• _Information supplied_
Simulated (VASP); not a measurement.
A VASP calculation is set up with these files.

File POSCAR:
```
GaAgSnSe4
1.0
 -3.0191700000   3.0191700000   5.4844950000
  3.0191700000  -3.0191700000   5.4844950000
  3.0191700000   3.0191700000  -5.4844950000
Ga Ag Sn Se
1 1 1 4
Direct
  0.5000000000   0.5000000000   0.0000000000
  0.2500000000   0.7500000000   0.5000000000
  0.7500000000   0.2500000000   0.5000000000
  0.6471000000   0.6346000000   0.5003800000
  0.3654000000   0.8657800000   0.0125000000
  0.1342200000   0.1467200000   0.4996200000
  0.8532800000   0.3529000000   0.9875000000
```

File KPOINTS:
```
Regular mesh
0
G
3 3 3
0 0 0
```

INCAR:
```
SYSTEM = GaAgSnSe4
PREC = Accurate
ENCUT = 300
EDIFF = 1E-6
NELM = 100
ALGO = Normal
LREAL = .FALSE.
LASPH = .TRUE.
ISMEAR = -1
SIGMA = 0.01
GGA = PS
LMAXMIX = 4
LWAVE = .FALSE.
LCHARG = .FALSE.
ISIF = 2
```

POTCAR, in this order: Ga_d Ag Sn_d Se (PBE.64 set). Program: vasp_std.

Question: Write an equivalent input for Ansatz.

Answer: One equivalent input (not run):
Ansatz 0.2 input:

• _Work task_
Go through the records and copy all of them exactly.

• _Written reply_
Simulated (VASP); not a measurement.
A VASP calculation is set up with these files.

File POSCAR:
```
GaAgSnSe4
1.0
 -3.0191700000   3.0191700000   5.4844950000
  3.0191700000  -3.0191700000   5.4844950000
  3.0191700000   3.0191700000  -5.4844950000
Ga Ag Sn Se
1 1 1 4
Direct
  0.5000000000   0.5000000000   0.0000000000
  0.2500000000   0.7500000000   0.5000000000
  0.7500000000   0.2500000000   0.5000000000
  0.6471000000   0.6346000000   0.5003800000
  0.3654000000   0.8657800000   0.0125000000
  0.1342200000   0.1467200000   0.4996200000
  0.8532800000   0.3529000000   0.9875000000
```

File KPOINTS:
```
Regular mesh
0
G
3 3 3
0 0 0
```

INCAR:
```
SYSTEM = GaAgSnSe4
PREC = Accurate
ENCUT = 300
EDIFF = 1E-6
NELM = 100
ALGO = Normal
LREAL = .FALSE.
LASPH = .TRUE.
ISMEAR = -1
SIGMA = 0.01
GGA = PS
LMAXMIX = 4
LWAVE = .FALSE.
LCHARG = .FALSE.
ISIF = 2
```

POTCAR, in this order: Ga_d Ag Sn_d Se (PBE.64 set). Program: vasp_std.

Question: Write an equivalent input for Ansatz.

Answer: One equivalent input (not run):
Ansatz 0.2 input:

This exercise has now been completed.